__Work instruction__
Below are entries; print them exactly from the first line through the one containing "Q: How long".

__Material provided__
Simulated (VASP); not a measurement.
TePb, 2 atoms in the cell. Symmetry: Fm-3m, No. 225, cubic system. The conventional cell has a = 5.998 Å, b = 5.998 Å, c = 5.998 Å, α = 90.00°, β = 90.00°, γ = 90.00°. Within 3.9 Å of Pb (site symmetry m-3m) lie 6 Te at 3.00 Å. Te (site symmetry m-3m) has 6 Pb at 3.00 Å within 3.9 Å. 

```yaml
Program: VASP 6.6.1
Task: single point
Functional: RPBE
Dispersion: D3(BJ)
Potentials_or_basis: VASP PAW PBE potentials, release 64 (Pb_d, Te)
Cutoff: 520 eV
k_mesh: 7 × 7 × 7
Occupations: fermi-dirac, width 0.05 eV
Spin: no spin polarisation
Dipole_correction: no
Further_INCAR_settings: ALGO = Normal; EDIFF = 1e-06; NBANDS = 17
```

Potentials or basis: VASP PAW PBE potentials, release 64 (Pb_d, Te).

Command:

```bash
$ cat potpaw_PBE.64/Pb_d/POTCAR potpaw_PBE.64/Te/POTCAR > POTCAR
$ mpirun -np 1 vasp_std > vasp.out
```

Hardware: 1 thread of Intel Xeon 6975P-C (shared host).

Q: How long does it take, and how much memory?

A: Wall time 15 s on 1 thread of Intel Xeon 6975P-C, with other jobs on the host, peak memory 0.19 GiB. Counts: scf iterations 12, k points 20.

__Task output__
Simulated (VASP); not a measurement.
TePb, 2 atoms in the cell. Symmetry: Fm-3m, No. 225, cubic system. The conventional cell has a = 5.998 Å, b = 5.998 Å, c = 5.998 Å, α = 90.00°, β = 90.00°, γ = 90.00°. Within 3.9 Å of Pb (site symmetry m-3m) lie 6 Te at 3.00 Å. Te (site symmetry m-3m) has 6 Pb at 3.00 Å within 3.9 Å. 

```yaml
Program: VASP 6.6.1
Task: single point
Functional: RPBE
Dispersion: D3(BJ)
Potentials_or_basis: VASP PAW PBE potentials, release 64 (Pb_d, Te)
Cutoff: 520 eV
k_mesh: 7 × 7 × 7
Occupations: fermi-dirac, width 0.05 eV
Spin: no spin polarisation
Dipole_correction: no
Further_INCAR_settings: ALGO = Normal; EDIFF = 1e-06; NBANDS = 17
```

Potentials or basis: VASP PAW PBE potentials, release 64 (Pb_d, Te).

Command:

```bash
$ cat potpaw_PBE.64/Pb_d/POTCAR potpaw_PBE.64/Te/POTCAR > POTCAR
$ mpirun -np 1 vasp_std > vasp.out
```

Hardware: 1 thread of Intel Xeon 6975P-C (shared host).

Q: How long does it take, and how much memory?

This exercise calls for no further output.